REQUIREMENT: Below are some records. Reproduce them exactly from their first line through the line with "The atoms coloured by those charges.", inclusive.

GIVEN RECORDS:
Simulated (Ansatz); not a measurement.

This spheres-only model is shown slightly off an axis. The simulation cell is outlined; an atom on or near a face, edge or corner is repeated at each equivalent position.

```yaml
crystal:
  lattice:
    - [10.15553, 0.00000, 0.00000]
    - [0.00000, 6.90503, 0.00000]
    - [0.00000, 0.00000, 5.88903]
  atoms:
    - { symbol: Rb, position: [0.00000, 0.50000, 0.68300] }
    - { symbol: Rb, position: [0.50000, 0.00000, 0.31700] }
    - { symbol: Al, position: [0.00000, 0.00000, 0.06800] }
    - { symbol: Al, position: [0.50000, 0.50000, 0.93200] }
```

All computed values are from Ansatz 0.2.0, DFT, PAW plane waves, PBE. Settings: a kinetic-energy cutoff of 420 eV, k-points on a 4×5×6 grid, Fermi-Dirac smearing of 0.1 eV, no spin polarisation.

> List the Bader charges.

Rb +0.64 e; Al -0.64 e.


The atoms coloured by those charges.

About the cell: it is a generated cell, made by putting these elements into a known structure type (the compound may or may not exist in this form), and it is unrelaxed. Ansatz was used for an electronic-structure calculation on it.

EXERCISE RESULT:
Simulated (Ansatz); not a measurement.

This spheres-only model is shown slightly off an axis. The simulation cell is outlined; an atom on or near a face, edge or corner is repeated at each equivalent position.

```yaml
crystal:
  lattice:
    - [10.15553, 0.00000, 0.00000]
    - [0.00000, 6.90503, 0.00000]
    - [0.00000, 0.00000, 5.88903]
  atoms:
    - { symbol: Rb, position: [0.00000, 0.50000, 0.68300] }
    - { symbol: Rb, position: [0.50000, 0.00000, 0.31700] }
    - { symbol: Al, position: [0.00000, 0.00000, 0.06800] }
    - { symbol: Al, position: [0.50000, 0.50000, 0.93200] }
```

All computed values are from Ansatz 0.2.0, DFT, PAW plane waves, PBE. Settings: a kinetic-energy cutoff of 420 eV, k-points on a 4×5×6 grid, Fermi-Dirac smearing of 0.1 eV, no spin polarisation.

> List the Bader charges.

Rb +0.64 e; Al -0.64 e.


The atoms coloured by those charges.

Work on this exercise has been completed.